Write each entry down again precisely, skipping nothing.

=== SUPPLIED ENTRIES ===
##########

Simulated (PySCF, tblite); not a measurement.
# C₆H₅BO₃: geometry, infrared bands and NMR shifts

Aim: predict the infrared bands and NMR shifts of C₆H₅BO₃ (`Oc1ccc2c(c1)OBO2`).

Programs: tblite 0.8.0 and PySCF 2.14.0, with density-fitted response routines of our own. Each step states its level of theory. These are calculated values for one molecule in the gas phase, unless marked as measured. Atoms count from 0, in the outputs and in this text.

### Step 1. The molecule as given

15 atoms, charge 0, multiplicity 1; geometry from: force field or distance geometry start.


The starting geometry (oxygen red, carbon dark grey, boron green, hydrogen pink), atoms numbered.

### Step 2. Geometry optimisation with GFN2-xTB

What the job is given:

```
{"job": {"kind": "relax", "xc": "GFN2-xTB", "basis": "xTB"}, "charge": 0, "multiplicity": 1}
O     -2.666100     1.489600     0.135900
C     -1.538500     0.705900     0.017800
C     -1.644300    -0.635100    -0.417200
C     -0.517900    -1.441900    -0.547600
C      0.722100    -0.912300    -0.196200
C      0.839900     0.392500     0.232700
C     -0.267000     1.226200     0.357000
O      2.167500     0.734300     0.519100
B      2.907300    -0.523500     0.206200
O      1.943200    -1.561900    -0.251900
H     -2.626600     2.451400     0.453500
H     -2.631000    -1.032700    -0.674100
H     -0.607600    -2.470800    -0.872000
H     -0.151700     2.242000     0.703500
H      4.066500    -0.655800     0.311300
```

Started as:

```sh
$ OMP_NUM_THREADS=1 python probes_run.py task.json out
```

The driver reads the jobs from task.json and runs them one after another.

##########

=== RESPONSE ===
Simulated (PySCF, tblite); not a measurement.
# C₆H₅BO₃: geometry, infrared bands and NMR shifts

Aim: predict the infrared bands and NMR shifts of C₆H₅BO₃ (`Oc1ccc2c(c1)OBO2`).

Programs: tblite 0.8.0 and PySCF 2.14.0, with density-fitted response routines of our own. Each step states its level of theory. These are calculated values for one molecule in the gas phase, unless marked as measured. Atoms count from 0, in the outputs and in this text.

### Step 1. The molecule as given

15 atoms, charge 0, multiplicity 1; geometry from: force field or distance geometry start.


The starting geometry (oxygen red, carbon dark grey, boron green, hydrogen pink), atoms numbered.

### Step 2. Geometry optimisation with GFN2-xTB

What the job is given:

```
{"job": {"kind": "relax", "xc": "GFN2-xTB", "basis": "xTB"}, "charge": 0, "multiplicity": 1}
O     -2.666100     1.489600     0.135900
C     -1.538500     0.705900     0.017800
C     -1.644300    -0.635100    -0.417200
C     -0.517900    -1.441900    -0.547600
C      0.722100    -0.912300    -0.196200
C      0.839900     0.392500     0.232700
C     -0.267000     1.226200     0.357000
O      2.167500     0.734300     0.519100
B      2.907300    -0.523500     0.206200
O      1.943200    -1.561900    -0.251900
H     -2.626600     2.451400     0.453500
H     -2.631000    -1.032700    -0.674100
H     -0.607600    -2.470800    -0.872000
H     -0.151700     2.242000     0.703500
H      4.066500    -0.655800     0.311300
```

Started as:

```sh
$ OMP_NUM_THREADS=1 python probes_run.py task.json out
```

The driver reads the jobs from task.json and runs them one after another.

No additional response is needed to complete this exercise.